Provided data
####

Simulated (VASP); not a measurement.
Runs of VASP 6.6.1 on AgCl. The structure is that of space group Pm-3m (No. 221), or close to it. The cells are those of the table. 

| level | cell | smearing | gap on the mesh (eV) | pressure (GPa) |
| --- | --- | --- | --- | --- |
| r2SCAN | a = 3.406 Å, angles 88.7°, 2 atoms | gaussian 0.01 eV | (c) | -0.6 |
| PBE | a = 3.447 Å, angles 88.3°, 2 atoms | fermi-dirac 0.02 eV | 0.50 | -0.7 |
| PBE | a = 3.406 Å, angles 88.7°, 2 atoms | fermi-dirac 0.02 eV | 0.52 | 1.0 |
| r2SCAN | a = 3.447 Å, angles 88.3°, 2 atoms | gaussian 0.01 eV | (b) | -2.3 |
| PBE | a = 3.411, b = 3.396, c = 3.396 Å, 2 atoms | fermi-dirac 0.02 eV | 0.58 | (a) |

####

Brief
Working from the material above, retype it in its entirety without change.

Task response
Simulated (VASP); not a measurement.
Runs of VASP 6.6.1 on AgCl. The structure is that of space group Pm-3m (No. 221), or close to it. The cells are those of the table. 

| level | cell | smearing | gap on the mesh (eV) | pressure (GPa) |
| --- | --- | --- | --- | --- |
| r2SCAN | a = 3.406 Å, angles 88.7°, 2 atoms | gaussian 0.01 eV | (c) | -0.6 |
| PBE | a = 3.447 Å, angles 88.3°, 2 atoms | fermi-dirac 0.02 eV | 0.50 | -0.7 |
| PBE | a = 3.406 Å, angles 88.7°, 2 atoms | fermi-dirac 0.02 eV | 0.52 | 1.0 |
| r2SCAN | a = 3.447 Å, angles 88.3°, 2 atoms | gaussian 0.01 eV | (b) | -2.3 |
| PBE | a = 3.411, b = 3.396, c = 3.396 Å, 2 atoms | fermi-dirac 0.02 eV | 0.58 | (a) |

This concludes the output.